» **ASSIGNMENT**
Word for word, transcribe the material below from its first line to the line with "In the def2", both included.

========================================================================
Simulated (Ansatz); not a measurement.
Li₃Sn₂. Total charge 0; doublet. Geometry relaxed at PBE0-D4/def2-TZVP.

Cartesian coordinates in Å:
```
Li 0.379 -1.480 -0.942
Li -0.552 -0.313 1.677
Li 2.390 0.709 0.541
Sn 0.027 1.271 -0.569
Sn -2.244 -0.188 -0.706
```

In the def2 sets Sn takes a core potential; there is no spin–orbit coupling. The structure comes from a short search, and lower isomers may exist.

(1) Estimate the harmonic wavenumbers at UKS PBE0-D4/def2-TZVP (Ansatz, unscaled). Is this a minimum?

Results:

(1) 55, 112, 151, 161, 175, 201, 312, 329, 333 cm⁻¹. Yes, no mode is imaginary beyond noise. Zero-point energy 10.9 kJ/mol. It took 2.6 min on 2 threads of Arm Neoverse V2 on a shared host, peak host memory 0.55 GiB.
========================================================================

» **TASK RESPONSE**
Simulated (Ansatz); not a measurement.
Li₃Sn₂. Total charge 0; doublet. Geometry relaxed at PBE0-D4/def2-TZVP.

Cartesian coordinates in Å:
```
Li 0.379 -1.480 -0.942
Li -0.552 -0.313 1.677
Li 2.390 0.709 0.541
Sn 0.027 1.271 -0.569
Sn -2.244 -0.188 -0.706
```

In the def2 sets Sn takes a core potential; there is no spin–orbit coupling. The structure comes from a short search, and lower isomers may exist.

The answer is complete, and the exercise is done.